### WORK ORDER
No line of the records may be dropped; print them all again exactly.

### GIVEN DATA
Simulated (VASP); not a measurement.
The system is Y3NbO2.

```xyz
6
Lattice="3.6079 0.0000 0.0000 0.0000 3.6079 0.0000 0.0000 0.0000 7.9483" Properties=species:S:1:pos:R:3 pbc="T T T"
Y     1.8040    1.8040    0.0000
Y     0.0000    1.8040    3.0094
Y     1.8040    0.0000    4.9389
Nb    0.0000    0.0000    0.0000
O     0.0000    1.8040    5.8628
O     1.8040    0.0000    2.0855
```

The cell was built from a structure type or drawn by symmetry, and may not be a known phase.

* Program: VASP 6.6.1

### WRITTEN ANSWER
Simulated (VASP); not a measurement.
The system is Y3NbO2.

```xyz
6
Lattice="3.6079 0.0000 0.0000 0.0000 3.6079 0.0000 0.0000 0.0000 7.9483" Properties=species:S:1:pos:R:3 pbc="T T T"
Y     1.8040    1.8040    0.0000
Y     0.0000    1.8040    3.0094
Y     1.8040    0.0000    4.9389
Nb    0.0000    0.0000    0.0000
O     0.0000    1.8040    5.8628
O     1.8040    0.0000    2.0855
```

The cell was built from a structure type or drawn by symmetry, and may not be a known phase.

* Program: VASP 6.6.1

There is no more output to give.